REQUIRED ACTION
Output each line of the material exactly as it stands.

EXTRACTED DATA
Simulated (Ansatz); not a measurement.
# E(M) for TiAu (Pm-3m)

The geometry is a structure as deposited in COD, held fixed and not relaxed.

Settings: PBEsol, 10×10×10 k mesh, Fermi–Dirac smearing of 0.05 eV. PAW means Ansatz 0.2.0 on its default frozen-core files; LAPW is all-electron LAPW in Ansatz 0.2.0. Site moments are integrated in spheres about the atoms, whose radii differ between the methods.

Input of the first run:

ANSWER AREA
Simulated (Ansatz); not a measurement.
# E(M) for TiAu (Pm-3m)

The geometry is a structure as deposited in COD, held fixed and not relaxed.

Settings: PBEsol, 10×10×10 k mesh, Fermi–Dirac smearing of 0.05 eV. PAW means Ansatz 0.2.0 on its default frozen-core files; LAPW is all-electron LAPW in Ansatz 0.2.0. Site moments are integrated in spheres about the atoms, whose radii differ between the methods.

Input of the first run:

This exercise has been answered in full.